*** Opening Extracted material ***

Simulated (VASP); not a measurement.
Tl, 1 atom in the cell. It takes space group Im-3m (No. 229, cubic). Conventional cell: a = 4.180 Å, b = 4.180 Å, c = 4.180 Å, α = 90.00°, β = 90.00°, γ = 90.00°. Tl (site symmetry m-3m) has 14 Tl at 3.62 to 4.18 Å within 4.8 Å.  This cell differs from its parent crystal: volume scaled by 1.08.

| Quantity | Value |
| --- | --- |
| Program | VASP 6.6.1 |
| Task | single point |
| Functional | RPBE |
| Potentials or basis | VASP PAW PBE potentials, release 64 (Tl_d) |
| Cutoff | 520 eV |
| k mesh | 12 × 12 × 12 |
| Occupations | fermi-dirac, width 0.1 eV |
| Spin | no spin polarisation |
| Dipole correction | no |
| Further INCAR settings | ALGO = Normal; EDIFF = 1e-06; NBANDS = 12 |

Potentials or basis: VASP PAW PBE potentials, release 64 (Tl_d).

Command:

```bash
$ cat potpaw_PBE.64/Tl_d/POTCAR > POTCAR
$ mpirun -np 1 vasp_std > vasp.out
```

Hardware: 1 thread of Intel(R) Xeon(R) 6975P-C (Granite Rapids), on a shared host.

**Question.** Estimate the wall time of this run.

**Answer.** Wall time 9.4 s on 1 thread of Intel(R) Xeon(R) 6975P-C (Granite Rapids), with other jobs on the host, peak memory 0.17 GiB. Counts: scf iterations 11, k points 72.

*** Closing Extracted material ***

◆ Exercise:
Transcribe, word for word, the data above from its first line through the line with "of this run.", and include nothing else.

◆ Written solution:
Simulated (VASP); not a measurement.
Tl, 1 atom in the cell. It takes space group Im-3m (No. 229, cubic). Conventional cell: a = 4.180 Å, b = 4.180 Å, c = 4.180 Å, α = 90.00°, β = 90.00°, γ = 90.00°. Tl (site symmetry m-3m) has 14 Tl at 3.62 to 4.18 Å within 4.8 Å.  This cell differs from its parent crystal: volume scaled by 1.08.

| Quantity | Value |
| --- | --- |
| Program | VASP 6.6.1 |
| Task | single point |
| Functional | RPBE |
| Potentials or basis | VASP PAW PBE potentials, release 64 (Tl_d) |
| Cutoff | 520 eV |
| k mesh | 12 × 12 × 12 |
| Occupations | fermi-dirac, width 0.1 eV |
| Spin | no spin polarisation |
| Dipole correction | no |
| Further INCAR settings | ALGO = Normal; EDIFF = 1e-06; NBANDS = 12 |

Potentials or basis: VASP PAW PBE potentials, release 64 (Tl_d).

Command:

```bash
$ cat potpaw_PBE.64/Tl_d/POTCAR > POTCAR
$ mpirun -np 1 vasp_std > vasp.out
```

Hardware: 1 thread of Intel(R) Xeon(R) 6975P-C (Granite Rapids), on a shared host.

**Question.** Estimate the wall time of this run.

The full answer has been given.